Supplied data:
▼

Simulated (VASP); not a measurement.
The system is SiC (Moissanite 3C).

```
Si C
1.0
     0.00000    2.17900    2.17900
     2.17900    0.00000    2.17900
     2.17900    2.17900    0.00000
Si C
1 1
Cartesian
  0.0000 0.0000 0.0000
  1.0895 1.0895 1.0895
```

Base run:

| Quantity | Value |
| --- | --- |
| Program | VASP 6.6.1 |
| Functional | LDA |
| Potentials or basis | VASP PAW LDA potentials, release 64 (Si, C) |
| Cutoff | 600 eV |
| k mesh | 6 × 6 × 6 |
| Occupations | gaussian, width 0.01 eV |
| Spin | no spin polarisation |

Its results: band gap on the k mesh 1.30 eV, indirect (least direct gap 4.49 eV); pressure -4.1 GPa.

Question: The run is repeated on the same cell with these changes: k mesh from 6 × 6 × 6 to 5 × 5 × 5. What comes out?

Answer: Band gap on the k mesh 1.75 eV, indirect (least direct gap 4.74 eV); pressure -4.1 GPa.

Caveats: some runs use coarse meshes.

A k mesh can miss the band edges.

▲

Work task:
Start at the first line of the entries above. Set down each line exactly through the one with "Caveats: some runs use coarse meshes.", and stop there.

Written solution:
Simulated (VASP); not a measurement.
The system is SiC (Moissanite 3C).

```
Si C
1.0
     0.00000    2.17900    2.17900
     2.17900    0.00000    2.17900
     2.17900    2.17900    0.00000
Si C
1 1
Cartesian
  0.0000 0.0000 0.0000
  1.0895 1.0895 1.0895
```

Base run:

| Quantity | Value |
| --- | --- |
| Program | VASP 6.6.1 |
| Functional | LDA |
| Potentials or basis | VASP PAW LDA potentials, release 64 (Si, C) |
| Cutoff | 600 eV |
| k mesh | 6 × 6 × 6 |
| Occupations | gaussian, width 0.01 eV |
| Spin | no spin polarisation |

Its results: band gap on the k mesh 1.30 eV, indirect (least direct gap 4.49 eV); pressure -4.1 GPa.

Question: The run is repeated on the same cell with these changes: k mesh from 6 × 6 × 6 to 5 × 5 × 5. What comes out?

Answer: Band gap on the k mesh 1.75 eV, indirect (least direct gap 4.74 eV); pressure -4.1 GPa.

Caveats: some runs use coarse meshes.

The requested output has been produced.